# [REQUIRED ACTION]
Print the lines below exactly as written, with none missing.

###

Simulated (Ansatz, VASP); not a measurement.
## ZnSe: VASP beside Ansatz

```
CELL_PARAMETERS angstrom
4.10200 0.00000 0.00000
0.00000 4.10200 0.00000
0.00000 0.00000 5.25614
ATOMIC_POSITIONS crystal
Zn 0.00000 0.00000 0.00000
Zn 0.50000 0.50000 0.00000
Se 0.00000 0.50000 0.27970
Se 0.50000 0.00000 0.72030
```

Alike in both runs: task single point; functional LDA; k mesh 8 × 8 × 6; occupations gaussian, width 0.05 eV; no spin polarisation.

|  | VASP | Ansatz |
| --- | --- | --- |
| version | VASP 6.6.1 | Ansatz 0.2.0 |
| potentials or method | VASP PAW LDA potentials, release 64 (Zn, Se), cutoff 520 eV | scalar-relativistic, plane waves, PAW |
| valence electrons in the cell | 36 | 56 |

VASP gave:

###

# [EXERCISE RESPONSE]
Simulated (Ansatz, VASP); not a measurement.
## ZnSe: VASP beside Ansatz

```
CELL_PARAMETERS angstrom
4.10200 0.00000 0.00000
0.00000 4.10200 0.00000
0.00000 0.00000 5.25614
ATOMIC_POSITIONS crystal
Zn 0.00000 0.00000 0.00000
Zn 0.50000 0.50000 0.00000
Se 0.00000 0.50000 0.27970
Se 0.50000 0.00000 0.72030
```

Alike in both runs: task single point; functional LDA; k mesh 8 × 8 × 6; occupations gaussian, width 0.05 eV; no spin polarisation.

|  | VASP | Ansatz |
| --- | --- | --- |
| version | VASP 6.6.1 | Ansatz 0.2.0 |
| potentials or method | VASP PAW LDA potentials, release 64 (Zn, Se), cutoff 520 eV | scalar-relativistic, plane waves, PAW |
| valence electrons in the cell | 36 | 56 |

VASP gave:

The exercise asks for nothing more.